Within the entries below, find the portion that opens with the line containing "Energies are in" and closes with the line containing "- 3.31, RMP2: 405.3". Retype that portion exactly and only.

_ _ _ _ _ _ _

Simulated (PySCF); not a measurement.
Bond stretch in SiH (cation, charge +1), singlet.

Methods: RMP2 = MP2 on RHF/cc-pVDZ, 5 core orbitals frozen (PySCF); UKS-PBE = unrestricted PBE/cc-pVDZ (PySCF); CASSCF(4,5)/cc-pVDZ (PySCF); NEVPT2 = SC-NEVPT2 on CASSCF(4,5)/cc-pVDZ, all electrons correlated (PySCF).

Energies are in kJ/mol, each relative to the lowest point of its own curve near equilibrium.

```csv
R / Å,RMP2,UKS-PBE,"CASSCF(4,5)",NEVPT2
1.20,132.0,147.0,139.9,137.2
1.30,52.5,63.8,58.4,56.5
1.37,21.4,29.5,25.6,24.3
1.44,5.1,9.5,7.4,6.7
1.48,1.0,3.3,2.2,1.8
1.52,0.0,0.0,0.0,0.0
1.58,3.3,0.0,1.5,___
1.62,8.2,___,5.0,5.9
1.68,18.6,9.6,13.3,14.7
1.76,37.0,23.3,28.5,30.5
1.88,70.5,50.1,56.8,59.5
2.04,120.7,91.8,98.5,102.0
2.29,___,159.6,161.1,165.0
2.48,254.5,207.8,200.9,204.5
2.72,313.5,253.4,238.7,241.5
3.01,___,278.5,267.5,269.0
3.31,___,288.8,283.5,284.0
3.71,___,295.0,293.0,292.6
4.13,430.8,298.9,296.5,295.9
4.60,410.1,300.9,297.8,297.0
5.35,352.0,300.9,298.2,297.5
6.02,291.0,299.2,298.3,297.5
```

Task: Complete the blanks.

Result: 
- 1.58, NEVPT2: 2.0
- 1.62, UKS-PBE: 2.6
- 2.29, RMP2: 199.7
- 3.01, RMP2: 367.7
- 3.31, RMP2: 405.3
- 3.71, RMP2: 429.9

_ _ _ _ _ _ _

§ Exercise solution
Energies are in kJ/mol, each relative to the lowest point of its own curve near equilibrium.

```csv
R / Å,RMP2,UKS-PBE,"CASSCF(4,5)",NEVPT2
1.20,132.0,147.0,139.9,137.2
1.30,52.5,63.8,58.4,56.5
1.37,21.4,29.5,25.6,24.3
1.44,5.1,9.5,7.4,6.7
1.48,1.0,3.3,2.2,1.8
1.52,0.0,0.0,0.0,0.0
1.58,3.3,0.0,1.5,___
1.62,8.2,___,5.0,5.9
1.68,18.6,9.6,13.3,14.7
1.76,37.0,23.3,28.5,30.5
1.88,70.5,50.1,56.8,59.5
2.04,120.7,91.8,98.5,102.0
2.29,___,159.6,161.1,165.0
2.48,254.5,207.8,200.9,204.5
2.72,313.5,253.4,238.7,241.5
3.01,___,278.5,267.5,269.0
3.31,___,288.8,283.5,284.0
3.71,___,295.0,293.0,292.6
4.13,430.8,298.9,296.5,295.9
4.60,410.1,300.9,297.8,297.0
5.35,352.0,300.9,298.2,297.5
6.02,291.0,299.2,298.3,297.5
```

Task: Complete the blanks.

Result: 
- 1.58, NEVPT2: 2.0
- 1.62, UKS-PBE: 2.6
- 2.29, RMP2: 199.7
- 3.01, RMP2: 367.7
- 3.31, RMP2: 405.3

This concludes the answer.